Source material
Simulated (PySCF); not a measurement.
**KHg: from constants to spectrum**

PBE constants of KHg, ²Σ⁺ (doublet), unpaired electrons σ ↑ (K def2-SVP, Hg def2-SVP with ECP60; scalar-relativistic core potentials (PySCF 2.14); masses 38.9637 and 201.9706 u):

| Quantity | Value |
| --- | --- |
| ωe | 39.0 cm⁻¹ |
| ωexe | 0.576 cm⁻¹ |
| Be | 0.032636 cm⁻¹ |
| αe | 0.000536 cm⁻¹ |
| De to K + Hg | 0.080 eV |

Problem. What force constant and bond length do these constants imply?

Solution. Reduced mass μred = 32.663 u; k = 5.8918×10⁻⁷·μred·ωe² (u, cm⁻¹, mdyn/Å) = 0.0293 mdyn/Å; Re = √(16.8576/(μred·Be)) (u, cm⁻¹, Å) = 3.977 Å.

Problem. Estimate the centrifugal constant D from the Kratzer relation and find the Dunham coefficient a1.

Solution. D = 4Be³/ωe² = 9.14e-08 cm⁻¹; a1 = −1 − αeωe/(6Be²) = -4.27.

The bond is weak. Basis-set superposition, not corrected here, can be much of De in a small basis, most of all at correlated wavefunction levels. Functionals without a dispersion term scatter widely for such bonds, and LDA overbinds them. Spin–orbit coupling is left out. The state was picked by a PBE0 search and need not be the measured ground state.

Task item
The full listing above should be returned exactly as supplied.

Written solution
Simulated (PySCF); not a measurement.
**KHg: from constants to spectrum**

PBE constants of KHg, ²Σ⁺ (doublet), unpaired electrons σ ↑ (K def2-SVP, Hg def2-SVP with ECP60; scalar-relativistic core potentials (PySCF 2.14); masses 38.9637 and 201.9706 u):

| Quantity | Value |
| --- | --- |
| ωe | 39.0 cm⁻¹ |
| ωexe | 0.576 cm⁻¹ |
| Be | 0.032636 cm⁻¹ |
| αe | 0.000536 cm⁻¹ |
| De to K + Hg | 0.080 eV |

Problem. What force constant and bond length do these constants imply?

Solution. Reduced mass μred = 32.663 u; k = 5.8918×10⁻⁷·μred·ωe² (u, cm⁻¹, mdyn/Å) = 0.0293 mdyn/Å; Re = √(16.8576/(μred·Be)) (u, cm⁻¹, Å) = 3.977 Å.

Problem. Estimate the centrifugal constant D from the Kratzer relation and find the Dunham coefficient a1.

Solution. D = 4Be³/ωe² = 9.14e-08 cm⁻¹; a1 = −1 − αeωe/(6Be²) = -4.27.

The bond is weak. Basis-set superposition, not corrected here, can be much of De in a small basis, most of all at correlated wavefunction levels. Functionals without a dispersion term scatter widely for such bonds, and LDA overbinds them. Spin–orbit coupling is left out. The state was picked by a PBE0 search and need not be the measured ground state.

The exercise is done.